**Activity:**
Output each line of the data word for word, from the first through the line that holds "and atoms |", and leave off whatever follows.

**Information provided:**
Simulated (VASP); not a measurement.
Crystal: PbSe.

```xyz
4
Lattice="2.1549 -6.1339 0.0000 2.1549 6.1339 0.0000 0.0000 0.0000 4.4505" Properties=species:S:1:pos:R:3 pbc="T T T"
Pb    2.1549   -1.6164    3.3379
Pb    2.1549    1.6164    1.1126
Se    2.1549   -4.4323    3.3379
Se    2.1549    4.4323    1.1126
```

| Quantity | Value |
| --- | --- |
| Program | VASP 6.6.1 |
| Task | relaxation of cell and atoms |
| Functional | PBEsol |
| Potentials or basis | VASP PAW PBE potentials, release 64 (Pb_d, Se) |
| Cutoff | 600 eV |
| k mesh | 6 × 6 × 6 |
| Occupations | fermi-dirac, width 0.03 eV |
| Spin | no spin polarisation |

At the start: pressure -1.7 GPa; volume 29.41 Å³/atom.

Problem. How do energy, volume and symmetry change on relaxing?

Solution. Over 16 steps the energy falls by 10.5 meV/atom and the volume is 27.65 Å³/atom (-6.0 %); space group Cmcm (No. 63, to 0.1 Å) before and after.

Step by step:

**Exercise response:**
Simulated (VASP); not a measurement.
Crystal: PbSe.

```xyz
4
Lattice="2.1549 -6.1339 0.0000 2.1549 6.1339 0.0000 0.0000 0.0000 4.4505" Properties=species:S:1:pos:R:3 pbc="T T T"
Pb    2.1549   -1.6164    3.3379
Pb    2.1549    1.6164    1.1126
Se    2.1549   -4.4323    3.3379
Se    2.1549    4.4323    1.1126
```

| Quantity | Value |
| --- | --- |
| Program | VASP 6.6.1 |
| Task | relaxation of cell and atoms |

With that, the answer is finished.